ASSIGNED TASK = Reproduce the records word for word, from the first line to the line containing "Question: Translate these".

SUPPLIED MATERIAL =
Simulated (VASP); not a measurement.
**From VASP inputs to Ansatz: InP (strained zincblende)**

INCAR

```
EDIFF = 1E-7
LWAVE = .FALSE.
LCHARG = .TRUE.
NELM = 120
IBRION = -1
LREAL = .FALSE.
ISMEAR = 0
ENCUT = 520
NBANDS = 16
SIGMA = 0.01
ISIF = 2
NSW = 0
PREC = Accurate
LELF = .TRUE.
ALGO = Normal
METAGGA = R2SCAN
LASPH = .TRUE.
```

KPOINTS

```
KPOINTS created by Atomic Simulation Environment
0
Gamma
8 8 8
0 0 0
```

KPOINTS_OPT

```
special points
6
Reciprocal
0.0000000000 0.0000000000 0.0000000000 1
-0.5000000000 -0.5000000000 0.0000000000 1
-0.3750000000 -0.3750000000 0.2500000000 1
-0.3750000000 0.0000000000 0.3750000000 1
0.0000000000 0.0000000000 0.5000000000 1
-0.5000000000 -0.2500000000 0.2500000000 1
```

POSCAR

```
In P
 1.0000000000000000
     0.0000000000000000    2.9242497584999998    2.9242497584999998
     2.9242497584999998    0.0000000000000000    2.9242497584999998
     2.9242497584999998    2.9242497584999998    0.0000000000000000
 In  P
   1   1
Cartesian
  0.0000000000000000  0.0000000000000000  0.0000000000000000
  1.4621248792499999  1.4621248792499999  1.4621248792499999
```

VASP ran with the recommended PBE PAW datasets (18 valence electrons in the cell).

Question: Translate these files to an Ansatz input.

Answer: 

RESPONSE =
Simulated (VASP); not a measurement.
**From VASP inputs to Ansatz: InP (strained zincblende)**

INCAR

```
EDIFF = 1E-7
LWAVE = .FALSE.
LCHARG = .TRUE.
NELM = 120
IBRION = -1
LREAL = .FALSE.
ISMEAR = 0
ENCUT = 520
NBANDS = 16
SIGMA = 0.01
ISIF = 2
NSW = 0
PREC = Accurate
LELF = .TRUE.
ALGO = Normal
METAGGA = R2SCAN
LASPH = .TRUE.
```

KPOINTS

```
KPOINTS created by Atomic Simulation Environment
0
Gamma
8 8 8
0 0 0
```

KPOINTS_OPT

```
special points
6
Reciprocal
0.0000000000 0.0000000000 0.0000000000 1
-0.5000000000 -0.5000000000 0.0000000000 1
-0.3750000000 -0.3750000000 0.2500000000 1
-0.3750000000 0.0000000000 0.3750000000 1
0.0000000000 0.0000000000 0.5000000000 1
-0.5000000000 -0.2500000000 0.2500000000 1
```

POSCAR

```
In P
 1.0000000000000000
     0.0000000000000000    2.9242497584999998    2.9242497584999998
     2.9242497584999998    0.0000000000000000    2.9242497584999998
     2.9242497584999998    2.9242497584999998    0.0000000000000000
 In  P
   1   1
Cartesian
  0.0000000000000000  0.0000000000000000  0.0000000000000000
  1.4621248792499999  1.4621248792499999  1.4621248792499999
```

VASP ran with the recommended PBE PAW datasets (18 valence electrons in the cell).

Question: Translate these files to an Ansatz input.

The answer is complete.